Starting at the first line of the data below, retype every line up to and including the one containing "single point |".

▽

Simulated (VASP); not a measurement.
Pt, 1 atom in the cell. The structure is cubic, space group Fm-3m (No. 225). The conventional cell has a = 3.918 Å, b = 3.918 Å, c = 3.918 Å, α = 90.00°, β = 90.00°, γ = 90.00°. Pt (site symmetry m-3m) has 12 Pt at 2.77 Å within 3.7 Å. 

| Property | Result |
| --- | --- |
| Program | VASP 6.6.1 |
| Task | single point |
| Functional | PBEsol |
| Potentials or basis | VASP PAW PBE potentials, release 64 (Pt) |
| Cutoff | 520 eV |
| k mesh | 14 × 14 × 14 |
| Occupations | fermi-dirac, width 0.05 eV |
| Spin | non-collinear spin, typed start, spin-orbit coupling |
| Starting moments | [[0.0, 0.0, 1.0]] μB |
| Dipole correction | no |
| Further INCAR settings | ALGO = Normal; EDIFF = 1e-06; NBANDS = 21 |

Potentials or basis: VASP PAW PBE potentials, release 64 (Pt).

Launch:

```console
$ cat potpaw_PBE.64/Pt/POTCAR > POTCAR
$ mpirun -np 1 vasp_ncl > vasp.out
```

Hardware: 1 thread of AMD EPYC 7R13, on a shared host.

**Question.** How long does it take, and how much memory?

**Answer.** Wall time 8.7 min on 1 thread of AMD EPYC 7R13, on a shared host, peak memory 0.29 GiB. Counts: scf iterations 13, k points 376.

△

Exercise solution -
Simulated (VASP); not a measurement.
Pt, 1 atom in the cell. The structure is cubic, space group Fm-3m (No. 225). The conventional cell has a = 3.918 Å, b = 3.918 Å, c = 3.918 Å, α = 90.00°, β = 90.00°, γ = 90.00°. Pt (site symmetry m-3m) has 12 Pt at 2.77 Å within 3.7 Å. 

| Property | Result |
| --- | --- |
| Program | VASP 6.6.1 |
| Task | single point |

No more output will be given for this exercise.